Start of Block
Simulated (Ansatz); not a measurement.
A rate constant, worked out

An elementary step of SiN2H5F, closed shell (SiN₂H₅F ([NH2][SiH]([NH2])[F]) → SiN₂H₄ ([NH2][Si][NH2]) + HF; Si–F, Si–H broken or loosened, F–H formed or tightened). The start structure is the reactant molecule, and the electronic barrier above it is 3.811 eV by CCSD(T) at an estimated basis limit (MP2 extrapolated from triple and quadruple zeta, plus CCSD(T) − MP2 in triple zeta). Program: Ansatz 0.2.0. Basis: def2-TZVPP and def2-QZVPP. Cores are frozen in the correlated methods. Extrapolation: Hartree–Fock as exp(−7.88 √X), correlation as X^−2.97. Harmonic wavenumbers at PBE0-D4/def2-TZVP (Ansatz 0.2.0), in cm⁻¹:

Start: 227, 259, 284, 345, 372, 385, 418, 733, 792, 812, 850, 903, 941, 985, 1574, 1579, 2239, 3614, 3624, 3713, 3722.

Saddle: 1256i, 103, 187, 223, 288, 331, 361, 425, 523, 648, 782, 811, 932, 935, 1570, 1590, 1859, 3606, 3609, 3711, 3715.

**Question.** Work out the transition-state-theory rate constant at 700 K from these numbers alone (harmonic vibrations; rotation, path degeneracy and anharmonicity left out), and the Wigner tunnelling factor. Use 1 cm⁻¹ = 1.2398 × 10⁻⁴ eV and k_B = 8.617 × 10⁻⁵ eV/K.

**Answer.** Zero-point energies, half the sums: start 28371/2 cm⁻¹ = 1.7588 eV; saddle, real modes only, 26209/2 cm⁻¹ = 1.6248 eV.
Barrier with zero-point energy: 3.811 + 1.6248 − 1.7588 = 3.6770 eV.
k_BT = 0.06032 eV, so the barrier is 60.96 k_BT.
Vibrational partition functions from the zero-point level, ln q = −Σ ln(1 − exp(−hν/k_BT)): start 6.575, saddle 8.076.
End of Block

**Assignment**:
Precisely the lines between those holding "3609, 3711, 3715." and "k_BT = 0.06032", inclusive, are to be reproduced from the listing above, with nothing added.

**Task output**:
Saddle: 1256i, 103, 187, 223, 288, 331, 361, 425, 523, 648, 782, 811, 932, 935, 1570, 1590, 1859, 3606, 3609, 3711, 3715.

**Question.** Work out the transition-state-theory rate constant at 700 K from these numbers alone (harmonic vibrations; rotation, path degeneracy and anharmonicity left out), and the Wigner tunnelling factor. Use 1 cm⁻¹ = 1.2398 × 10⁻⁴ eV and k_B = 8.617 × 10⁻⁵ eV/K.

**Answer.** Zero-point energies, half the sums: start 28371/2 cm⁻¹ = 1.7588 eV; saddle, real modes only, 26209/2 cm⁻¹ = 1.6248 eV.
Barrier with zero-point energy: 3.811 + 1.6248 − 1.7588 = 3.6770 eV.
k_BT = 0.06032 eV, so the barrier is 60.96 k_BT.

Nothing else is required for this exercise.